═══

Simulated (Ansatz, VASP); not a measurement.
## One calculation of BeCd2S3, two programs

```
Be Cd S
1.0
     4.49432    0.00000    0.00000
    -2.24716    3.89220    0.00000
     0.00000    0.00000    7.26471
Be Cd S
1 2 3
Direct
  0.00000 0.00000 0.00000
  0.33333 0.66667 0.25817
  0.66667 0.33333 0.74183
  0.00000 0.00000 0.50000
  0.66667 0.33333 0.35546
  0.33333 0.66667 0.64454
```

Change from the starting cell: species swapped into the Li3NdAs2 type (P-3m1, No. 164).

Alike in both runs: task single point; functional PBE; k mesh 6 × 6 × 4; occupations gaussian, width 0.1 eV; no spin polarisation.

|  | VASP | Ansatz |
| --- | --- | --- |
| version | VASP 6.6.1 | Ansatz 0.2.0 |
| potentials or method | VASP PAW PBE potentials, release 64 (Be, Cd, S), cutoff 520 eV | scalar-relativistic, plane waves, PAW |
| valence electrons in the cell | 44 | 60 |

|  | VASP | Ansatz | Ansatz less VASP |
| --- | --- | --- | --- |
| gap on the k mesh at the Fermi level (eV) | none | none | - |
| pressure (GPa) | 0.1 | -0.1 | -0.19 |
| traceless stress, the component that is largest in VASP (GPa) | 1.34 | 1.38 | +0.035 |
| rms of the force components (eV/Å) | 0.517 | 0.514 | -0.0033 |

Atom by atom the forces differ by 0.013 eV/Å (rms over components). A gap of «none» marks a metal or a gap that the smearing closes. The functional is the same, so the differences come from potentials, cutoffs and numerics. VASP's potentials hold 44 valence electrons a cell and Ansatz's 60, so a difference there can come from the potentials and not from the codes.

═══

◆ **WORK ORDER**:
An exact repetition of all the entries is required.

◆ **EXERCISE RESPONSE**:
Simulated (Ansatz, VASP); not a measurement.
## One calculation of BeCd2S3, two programs

```
Be Cd S
1.0
     4.49432    0.00000    0.00000
    -2.24716    3.89220    0.00000
     0.00000    0.00000    7.26471
Be Cd S
1 2 3
Direct
  0.00000 0.00000 0.00000
  0.33333 0.66667 0.25817
  0.66667 0.33333 0.74183
  0.00000 0.00000 0.50000
  0.66667 0.33333 0.35546
  0.33333 0.66667 0.64454
```

Change from the starting cell: species swapped into the Li3NdAs2 type (P-3m1, No. 164).

Alike in both runs: task single point; functional PBE; k mesh 6 × 6 × 4; occupations gaussian, width 0.1 eV; no spin polarisation.

|  | VASP | Ansatz |
| --- | --- | --- |
| version | VASP 6.6.1 | Ansatz 0.2.0 |
| potentials or method | VASP PAW PBE potentials, release 64 (Be, Cd, S), cutoff 520 eV | scalar-relativistic, plane waves, PAW |
| valence electrons in the cell | 44 | 60 |

|  | VASP | Ansatz | Ansatz less VASP |
| --- | --- | --- | --- |
| gap on the k mesh at the Fermi level (eV) | none | none | - |
| pressure (GPa) | 0.1 | -0.1 | -0.19 |
| traceless stress, the component that is largest in VASP (GPa) | 1.34 | 1.38 | +0.035 |
| rms of the force components (eV/Å) | 0.517 | 0.514 | -0.0033 |

Atom by atom the forces differ by 0.013 eV/Å (rms over components). A gap of «none» marks a metal or a gap that the smearing closes. The functional is the same, so the differences come from potentials, cutoffs and numerics. VASP's potentials hold 44 valence electrons a cell and Ansatz's 60, so a difference there can come from the potentials and not from the codes.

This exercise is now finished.